┄┄┄┄┄┄┄┄┄┄┄┄┄┄┄┄┄┄┄┄
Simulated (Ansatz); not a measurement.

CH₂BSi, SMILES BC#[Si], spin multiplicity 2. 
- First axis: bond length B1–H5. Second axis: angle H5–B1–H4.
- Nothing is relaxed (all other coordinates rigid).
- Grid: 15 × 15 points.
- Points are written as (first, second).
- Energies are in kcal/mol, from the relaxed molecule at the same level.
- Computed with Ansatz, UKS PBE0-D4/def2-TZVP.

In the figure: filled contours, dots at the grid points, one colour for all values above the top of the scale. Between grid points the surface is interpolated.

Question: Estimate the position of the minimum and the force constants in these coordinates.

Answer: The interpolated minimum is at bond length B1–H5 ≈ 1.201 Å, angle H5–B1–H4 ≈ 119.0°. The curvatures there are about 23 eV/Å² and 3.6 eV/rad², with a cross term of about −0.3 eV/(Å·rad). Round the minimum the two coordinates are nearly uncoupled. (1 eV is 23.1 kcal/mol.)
┄┄┄┄┄┄┄┄┄┄┄┄┄┄┄┄┄┄┄┄

Once you find the line with "- First axis: bond" in the entries above, output it and each line after it up to and including the line with "Question: Estimate the", and nothing else.

Answer area
- First axis: bond length B1–H5. Second axis: angle H5–B1–H4.
- Nothing is relaxed (all other coordinates rigid).
- Grid: 15 × 15 points.
- Points are written as (first, second).
- Energies are in kcal/mol, from the relaxed molecule at the same level.
- Computed with Ansatz, UKS PBE0-D4/def2-TZVP.

In the figure: filled contours, dots at the grid points, one colour for all values above the top of the scale. Between grid points the surface is interpolated.

Question: Estimate the position of the minimum and the force constants in these coordinates.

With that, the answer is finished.